Information shown:
┌──

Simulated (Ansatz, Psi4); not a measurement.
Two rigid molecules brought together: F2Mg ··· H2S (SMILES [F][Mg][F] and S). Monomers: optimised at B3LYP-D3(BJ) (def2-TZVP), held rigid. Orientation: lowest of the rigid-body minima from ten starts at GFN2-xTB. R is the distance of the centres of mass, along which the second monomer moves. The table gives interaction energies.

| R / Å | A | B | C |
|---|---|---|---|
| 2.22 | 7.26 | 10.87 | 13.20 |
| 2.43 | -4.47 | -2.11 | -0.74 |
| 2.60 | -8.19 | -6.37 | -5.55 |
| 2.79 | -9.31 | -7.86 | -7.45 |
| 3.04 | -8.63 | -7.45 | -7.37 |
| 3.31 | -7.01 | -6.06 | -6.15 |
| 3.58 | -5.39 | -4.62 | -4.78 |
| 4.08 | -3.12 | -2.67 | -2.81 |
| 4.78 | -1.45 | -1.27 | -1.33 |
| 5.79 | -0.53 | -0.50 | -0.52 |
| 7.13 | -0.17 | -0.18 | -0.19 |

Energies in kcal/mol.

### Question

└──

Looking at the data above, return every line from the one with "-2.67 | -2.81 |" down to the one with "Energies in kcal/mol.", exactly and inclusively.

| 4.08 | -3.12 | -2.67 | -2.81 |
| 4.78 | -1.45 | -1.27 | -1.33 |
| 5.79 | -0.53 | -0.50 | -0.52 |
| 7.13 | -0.17 | -0.18 | -0.19 |

Energies in kcal/mol.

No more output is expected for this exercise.